_RECORDS SHOWN_:
________________________
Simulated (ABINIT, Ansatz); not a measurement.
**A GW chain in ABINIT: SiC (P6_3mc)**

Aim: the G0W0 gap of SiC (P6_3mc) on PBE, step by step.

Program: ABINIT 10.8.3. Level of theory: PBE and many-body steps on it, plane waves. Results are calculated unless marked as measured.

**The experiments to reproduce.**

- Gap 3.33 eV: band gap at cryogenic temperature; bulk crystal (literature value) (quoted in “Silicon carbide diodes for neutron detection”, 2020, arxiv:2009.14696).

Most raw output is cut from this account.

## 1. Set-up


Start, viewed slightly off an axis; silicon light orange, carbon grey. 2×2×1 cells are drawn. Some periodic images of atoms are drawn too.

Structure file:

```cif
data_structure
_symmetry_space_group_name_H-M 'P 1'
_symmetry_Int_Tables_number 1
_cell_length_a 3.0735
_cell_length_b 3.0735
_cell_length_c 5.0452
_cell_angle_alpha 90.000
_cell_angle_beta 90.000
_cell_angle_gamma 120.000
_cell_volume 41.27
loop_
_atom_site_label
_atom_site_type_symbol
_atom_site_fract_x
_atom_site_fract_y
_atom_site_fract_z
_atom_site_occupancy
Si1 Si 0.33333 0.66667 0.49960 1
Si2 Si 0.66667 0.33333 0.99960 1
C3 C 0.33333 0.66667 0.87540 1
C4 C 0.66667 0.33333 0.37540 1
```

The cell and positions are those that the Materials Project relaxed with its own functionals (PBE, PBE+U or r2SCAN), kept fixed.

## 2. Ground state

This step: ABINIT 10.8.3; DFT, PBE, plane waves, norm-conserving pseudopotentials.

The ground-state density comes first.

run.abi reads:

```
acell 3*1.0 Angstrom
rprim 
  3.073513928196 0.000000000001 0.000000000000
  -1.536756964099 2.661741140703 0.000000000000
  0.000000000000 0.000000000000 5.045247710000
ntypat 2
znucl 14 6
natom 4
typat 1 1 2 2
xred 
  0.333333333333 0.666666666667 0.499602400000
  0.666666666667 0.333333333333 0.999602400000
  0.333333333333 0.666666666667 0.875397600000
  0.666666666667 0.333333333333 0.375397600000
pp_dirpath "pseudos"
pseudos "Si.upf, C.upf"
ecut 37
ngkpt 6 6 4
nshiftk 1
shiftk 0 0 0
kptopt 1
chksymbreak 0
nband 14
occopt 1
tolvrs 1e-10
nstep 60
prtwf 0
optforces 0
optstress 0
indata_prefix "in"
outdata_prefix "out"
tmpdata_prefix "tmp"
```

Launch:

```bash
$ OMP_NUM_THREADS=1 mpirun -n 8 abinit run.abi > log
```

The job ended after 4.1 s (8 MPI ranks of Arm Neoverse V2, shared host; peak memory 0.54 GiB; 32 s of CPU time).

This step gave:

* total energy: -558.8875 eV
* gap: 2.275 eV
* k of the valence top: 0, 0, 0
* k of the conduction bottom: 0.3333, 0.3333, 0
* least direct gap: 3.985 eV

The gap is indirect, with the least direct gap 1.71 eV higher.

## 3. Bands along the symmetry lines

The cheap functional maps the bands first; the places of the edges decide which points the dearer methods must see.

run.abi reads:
________________________

_EXERCISE_: Return, word for word, every line from the top of the entries down to the line that holds "## 1. Set-up", both included.

_ANSWER BOX_:
Simulated (ABINIT, Ansatz); not a measurement.
**A GW chain in ABINIT: SiC (P6_3mc)**

Aim: the G0W0 gap of SiC (P6_3mc) on PBE, step by step.

Program: ABINIT 10.8.3. Level of theory: PBE and many-body steps on it, plane waves. Results are calculated unless marked as measured.

**The experiments to reproduce.**

- Gap 3.33 eV: band gap at cryogenic temperature; bulk crystal (literature value) (quoted in “Silicon carbide diodes for neutron detection”, 2020, arxiv:2009.14696).

Most raw output is cut from this account.

## 1. Set-up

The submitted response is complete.